| ACTION ITEM |
Give an exact copy of the lines from the beginning of the listing below to the "## Ballistic channels" line, inclusive.

| DATASET RECORDS |
########################################
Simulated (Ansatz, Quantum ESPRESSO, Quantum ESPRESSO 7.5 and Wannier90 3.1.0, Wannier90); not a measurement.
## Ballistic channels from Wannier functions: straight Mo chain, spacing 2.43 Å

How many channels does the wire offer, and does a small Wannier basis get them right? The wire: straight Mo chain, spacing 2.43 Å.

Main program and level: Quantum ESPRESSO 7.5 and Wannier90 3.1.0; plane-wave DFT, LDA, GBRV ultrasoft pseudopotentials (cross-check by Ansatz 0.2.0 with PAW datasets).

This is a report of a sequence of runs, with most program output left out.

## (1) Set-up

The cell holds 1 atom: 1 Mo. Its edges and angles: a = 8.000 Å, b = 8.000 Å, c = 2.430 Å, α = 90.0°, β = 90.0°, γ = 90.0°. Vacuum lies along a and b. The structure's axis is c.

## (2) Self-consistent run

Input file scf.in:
########################################

| TASK ANSWER |
Simulated (Ansatz, Quantum ESPRESSO, Quantum ESPRESSO 7.5 and Wannier90 3.1.0, Wannier90); not a measurement.
## Ballistic channels from Wannier functions: straight Mo chain, spacing 2.43 Å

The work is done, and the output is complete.